Segment Start: Data

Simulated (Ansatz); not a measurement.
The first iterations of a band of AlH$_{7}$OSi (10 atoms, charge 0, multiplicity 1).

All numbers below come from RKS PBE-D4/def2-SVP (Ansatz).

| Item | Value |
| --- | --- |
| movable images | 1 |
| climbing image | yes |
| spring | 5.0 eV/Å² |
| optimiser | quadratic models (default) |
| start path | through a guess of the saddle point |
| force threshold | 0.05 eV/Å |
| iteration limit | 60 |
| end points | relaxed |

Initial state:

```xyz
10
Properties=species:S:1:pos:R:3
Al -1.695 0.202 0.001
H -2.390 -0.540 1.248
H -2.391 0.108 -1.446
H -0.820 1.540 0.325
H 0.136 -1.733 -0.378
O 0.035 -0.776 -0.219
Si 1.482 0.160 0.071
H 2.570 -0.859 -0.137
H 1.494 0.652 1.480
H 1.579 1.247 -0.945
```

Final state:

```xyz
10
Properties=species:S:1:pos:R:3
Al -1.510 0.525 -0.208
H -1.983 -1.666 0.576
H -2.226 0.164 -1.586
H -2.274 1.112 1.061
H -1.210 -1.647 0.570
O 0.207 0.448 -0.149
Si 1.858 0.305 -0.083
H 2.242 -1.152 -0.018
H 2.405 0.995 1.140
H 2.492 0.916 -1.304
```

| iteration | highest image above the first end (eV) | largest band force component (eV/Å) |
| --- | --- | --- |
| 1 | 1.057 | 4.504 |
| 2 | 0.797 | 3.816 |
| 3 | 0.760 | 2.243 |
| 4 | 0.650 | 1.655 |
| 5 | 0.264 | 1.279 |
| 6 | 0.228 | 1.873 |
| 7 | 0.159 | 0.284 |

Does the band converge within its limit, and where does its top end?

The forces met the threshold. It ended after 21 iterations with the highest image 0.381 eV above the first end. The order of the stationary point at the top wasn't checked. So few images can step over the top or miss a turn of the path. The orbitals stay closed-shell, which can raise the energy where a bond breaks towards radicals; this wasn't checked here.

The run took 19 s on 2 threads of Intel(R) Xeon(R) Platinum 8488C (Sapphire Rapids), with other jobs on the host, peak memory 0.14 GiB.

Segment End: Data

_Work item:_ In the listing above, start at the line with "0.760 | 2.243 |", go on through the line with "Does the band", and copy each of those lines exactly; leave out all the rest.

_Written reply:_
| 3 | 0.760 | 2.243 |
| 4 | 0.650 | 1.655 |
| 5 | 0.264 | 1.279 |
| 6 | 0.228 | 1.873 |
| 7 | 0.159 | 0.284 |

Does the band converge within its limit, and where does its top end?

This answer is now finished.